**Required action:**
Give the data back exactly as it stands.

- - - -

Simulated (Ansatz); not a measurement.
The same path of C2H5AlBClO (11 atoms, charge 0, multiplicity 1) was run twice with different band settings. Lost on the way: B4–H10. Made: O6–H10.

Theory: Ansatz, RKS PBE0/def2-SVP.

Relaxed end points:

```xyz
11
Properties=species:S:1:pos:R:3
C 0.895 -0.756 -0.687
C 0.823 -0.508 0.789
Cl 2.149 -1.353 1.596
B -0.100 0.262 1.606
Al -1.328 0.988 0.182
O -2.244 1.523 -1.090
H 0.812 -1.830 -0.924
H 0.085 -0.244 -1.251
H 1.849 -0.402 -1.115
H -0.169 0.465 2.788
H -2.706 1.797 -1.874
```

- - - -

**Response box:**
Simulated (Ansatz); not a measurement.
The same path of C2H5AlBClO (11 atoms, charge 0, multiplicity 1) was run twice with different band settings. Lost on the way: B4–H10. Made: O6–H10.

Theory: Ansatz, RKS PBE0/def2-SVP.

Relaxed end points:

```xyz
11
Properties=species:S:1:pos:R:3
C 0.895 -0.756 -0.687
C 0.823 -0.508 0.789
Cl 2.149 -1.353 1.596
B -0.100 0.262 1.606
Al -1.328 0.988 0.182
O -2.244 1.523 -1.090
H 0.812 -1.830 -0.924
H 0.085 -0.244 -1.251
H 1.849 -0.402 -1.115
H -0.169 0.465 2.788
H -2.706 1.797 -1.874
```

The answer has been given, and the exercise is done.